Your output should contain every record, unchanged.

> **Entries supplied**
════════════════════

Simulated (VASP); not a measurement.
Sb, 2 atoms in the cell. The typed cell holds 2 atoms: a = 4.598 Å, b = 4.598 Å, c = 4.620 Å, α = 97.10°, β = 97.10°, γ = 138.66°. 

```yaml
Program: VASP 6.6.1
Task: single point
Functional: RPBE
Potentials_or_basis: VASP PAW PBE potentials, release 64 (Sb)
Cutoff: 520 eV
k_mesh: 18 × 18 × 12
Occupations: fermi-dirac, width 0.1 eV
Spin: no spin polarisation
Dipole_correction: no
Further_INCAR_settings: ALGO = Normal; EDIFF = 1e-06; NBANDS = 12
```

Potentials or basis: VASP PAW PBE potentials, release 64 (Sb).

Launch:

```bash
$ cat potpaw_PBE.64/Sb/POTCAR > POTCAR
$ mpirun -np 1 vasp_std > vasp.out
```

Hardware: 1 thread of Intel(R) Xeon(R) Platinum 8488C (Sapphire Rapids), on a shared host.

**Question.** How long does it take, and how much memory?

════════════════════

> **Task answer**
Simulated (VASP); not a measurement.
Sb, 2 atoms in the cell. The typed cell holds 2 atoms: a = 4.598 Å, b = 4.598 Å, c = 4.620 Å, α = 97.10°, β = 97.10°, γ = 138.66°. 

```yaml
Program: VASP 6.6.1
Task: single point
Functional: RPBE
Potentials_or_basis: VASP PAW PBE potentials, release 64 (Sb)
Cutoff: 520 eV
k_mesh: 18 × 18 × 12
Occupations: fermi-dirac, width 0.1 eV
Spin: no spin polarisation
Dipole_correction: no
Further_INCAR_settings: ALGO = Normal; EDIFF = 1e-06; NBANDS = 12
```

Potentials or basis: VASP PAW PBE potentials, release 64 (Sb).

Launch:

```bash
$ cat potpaw_PBE.64/Sb/POTCAR > POTCAR
$ mpirun -np 1 vasp_std > vasp.out
```

Hardware: 1 thread of Intel(R) Xeon(R) Platinum 8488C (Sapphire Rapids), on a shared host.

**Question.** How long does it take, and how much memory?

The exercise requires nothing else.